Data extract:
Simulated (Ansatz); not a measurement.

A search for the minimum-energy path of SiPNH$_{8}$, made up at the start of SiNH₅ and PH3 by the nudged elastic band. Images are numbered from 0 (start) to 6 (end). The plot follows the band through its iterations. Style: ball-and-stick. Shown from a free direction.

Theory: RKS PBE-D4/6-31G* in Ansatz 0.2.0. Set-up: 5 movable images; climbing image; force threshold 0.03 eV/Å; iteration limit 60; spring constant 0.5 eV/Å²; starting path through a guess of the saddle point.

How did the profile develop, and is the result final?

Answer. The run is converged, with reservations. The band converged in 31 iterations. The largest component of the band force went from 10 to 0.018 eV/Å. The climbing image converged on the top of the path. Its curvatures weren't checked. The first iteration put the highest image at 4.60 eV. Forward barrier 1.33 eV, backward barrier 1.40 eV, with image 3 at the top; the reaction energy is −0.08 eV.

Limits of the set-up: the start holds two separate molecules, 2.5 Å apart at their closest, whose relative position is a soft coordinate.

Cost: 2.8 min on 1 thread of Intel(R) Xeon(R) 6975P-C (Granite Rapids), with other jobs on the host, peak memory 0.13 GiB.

Required action:
Return, word for word, every line from the top of the entries down to the line that holds "Limits of the", both included.

Your solution:
Simulated (Ansatz); not a measurement.

A search for the minimum-energy path of SiPNH$_{8}$, made up at the start of SiNH₅ and PH3 by the nudged elastic band. Images are numbered from 0 (start) to 6 (end). The plot follows the band through its iterations. Style: ball-and-stick. Shown from a free direction.

Theory: RKS PBE-D4/6-31G* in Ansatz 0.2.0. Set-up: 5 movable images; climbing image; force threshold 0.03 eV/Å; iteration limit 60; spring constant 0.5 eV/Å²; starting path through a guess of the saddle point.

How did the profile develop, and is the result final?

Answer. The run is converged, with reservations. The band converged in 31 iterations. The largest component of the band force went from 10 to 0.018 eV/Å. The climbing image converged on the top of the path. Its curvatures weren't checked. The first iteration put the highest image at 4.60 eV. Forward barrier 1.33 eV, backward barrier 1.40 eV, with image 3 at the top; the reaction energy is −0.08 eV.

Limits of the set-up: the start holds two separate molecules, 2.5 Å apart at their closest, whose relative position is a soft coordinate.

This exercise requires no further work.